── Supplied records

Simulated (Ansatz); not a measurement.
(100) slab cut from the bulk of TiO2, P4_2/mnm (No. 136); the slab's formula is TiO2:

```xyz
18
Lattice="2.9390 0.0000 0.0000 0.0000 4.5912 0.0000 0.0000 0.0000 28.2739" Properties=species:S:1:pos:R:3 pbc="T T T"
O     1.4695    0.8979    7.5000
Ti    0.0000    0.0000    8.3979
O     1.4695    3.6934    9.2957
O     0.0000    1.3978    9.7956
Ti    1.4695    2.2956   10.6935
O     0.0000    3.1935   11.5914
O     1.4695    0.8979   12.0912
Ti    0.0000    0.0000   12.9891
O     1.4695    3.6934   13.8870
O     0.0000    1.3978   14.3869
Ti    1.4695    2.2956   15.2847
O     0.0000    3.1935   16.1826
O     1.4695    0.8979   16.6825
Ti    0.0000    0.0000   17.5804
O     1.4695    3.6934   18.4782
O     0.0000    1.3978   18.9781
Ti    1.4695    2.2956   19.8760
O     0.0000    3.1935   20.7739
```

────

Work request:
Give the listing again, word for word.

Response box:
Simulated (Ansatz); not a measurement.
(100) slab cut from the bulk of TiO2, P4_2/mnm (No. 136); the slab's formula is TiO2:

```xyz
18
Lattice="2.9390 0.0000 0.0000 0.0000 4.5912 0.0000 0.0000 0.0000 28.2739" Properties=species:S:1:pos:R:3 pbc="T T T"
O     1.4695    0.8979    7.5000
Ti    0.0000    0.0000    8.3979
O     1.4695    3.6934    9.2957
O     0.0000    1.3978    9.7956
Ti    1.4695    2.2956   10.6935
O     0.0000    3.1935   11.5914
O     1.4695    0.8979   12.0912
Ti    0.0000    0.0000   12.9891
O     1.4695    3.6934   13.8870
O     0.0000    1.3978   14.3869
Ti    1.4695    2.2956   15.2847
O     0.0000    3.1935   16.1826
O     1.4695    0.8979   16.6825
Ti    0.0000    0.0000   17.5804
O     1.4695    3.6934   18.4782
O     0.0000    1.3978   18.9781
Ti    1.4695    2.2956   19.8760
O     0.0000    3.1935   20.7739
```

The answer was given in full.